● **Brief**:
Nothing in the records should be altered; retype them all exactly.

[Start of section]

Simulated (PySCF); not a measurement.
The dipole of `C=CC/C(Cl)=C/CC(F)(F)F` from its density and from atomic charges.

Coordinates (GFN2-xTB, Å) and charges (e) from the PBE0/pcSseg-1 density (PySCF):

[End of section]

● **Answer space**:
Simulated (PySCF); not a measurement.
The dipole of `C=CC/C(Cl)=C/CC(F)(F)F` from its density and from atomic charges.

Coordinates (GFN2-xTB, Å) and charges (e) from the PBE0/pcSseg-1 density (PySCF):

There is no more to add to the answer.